Work request
From the entries below, return exactly the lines beginning at the one that contains "Property | Result |" and ending at the one that contains "One way to write", both of them included, and only those lines.

Dataset excerpts
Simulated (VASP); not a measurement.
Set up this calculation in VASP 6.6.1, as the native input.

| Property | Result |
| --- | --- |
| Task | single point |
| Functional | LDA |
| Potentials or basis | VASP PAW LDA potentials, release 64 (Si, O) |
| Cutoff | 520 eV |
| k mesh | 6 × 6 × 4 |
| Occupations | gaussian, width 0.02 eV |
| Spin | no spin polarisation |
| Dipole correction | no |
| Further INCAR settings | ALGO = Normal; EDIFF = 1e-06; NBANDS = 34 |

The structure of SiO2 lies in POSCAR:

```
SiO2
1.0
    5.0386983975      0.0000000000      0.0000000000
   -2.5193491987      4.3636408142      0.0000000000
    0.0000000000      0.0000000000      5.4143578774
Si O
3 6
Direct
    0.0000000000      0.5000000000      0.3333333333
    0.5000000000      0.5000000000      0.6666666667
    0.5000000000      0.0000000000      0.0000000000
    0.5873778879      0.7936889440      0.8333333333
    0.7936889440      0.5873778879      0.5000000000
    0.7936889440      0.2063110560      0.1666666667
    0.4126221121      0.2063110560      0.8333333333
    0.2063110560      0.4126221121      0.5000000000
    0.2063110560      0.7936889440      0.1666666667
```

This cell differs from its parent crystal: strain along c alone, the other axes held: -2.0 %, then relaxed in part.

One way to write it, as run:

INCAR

Exercise result
| Property | Result |
| --- | --- |
| Task | single point |
| Functional | LDA |
| Potentials or basis | VASP PAW LDA potentials, release 64 (Si, O) |
| Cutoff | 520 eV |
| k mesh | 6 × 6 × 4 |
| Occupations | gaussian, width 0.02 eV |
| Spin | no spin polarisation |
| Dipole correction | no |
| Further INCAR settings | ALGO = Normal; EDIFF = 1e-06; NBANDS = 34 |

The structure of SiO2 lies in POSCAR:

```
SiO2
1.0
    5.0386983975      0.0000000000      0.0000000000
   -2.5193491987      4.3636408142      0.0000000000
    0.0000000000      0.0000000000      5.4143578774
Si O
3 6
Direct
    0.0000000000      0.5000000000      0.3333333333
    0.5000000000      0.5000000000      0.6666666667
    0.5000000000      0.0000000000      0.0000000000
    0.5873778879      0.7936889440      0.8333333333
    0.7936889440      0.5873778879      0.5000000000
    0.7936889440      0.2063110560      0.1666666667
    0.4126221121      0.2063110560      0.8333333333
    0.2063110560      0.4126221121      0.5000000000
    0.2063110560      0.7936889440      0.1666666667
```

This cell differs from its parent crystal: strain along c alone, the other axes held: -2.0 %, then relaxed in part.

One way to write it, as run:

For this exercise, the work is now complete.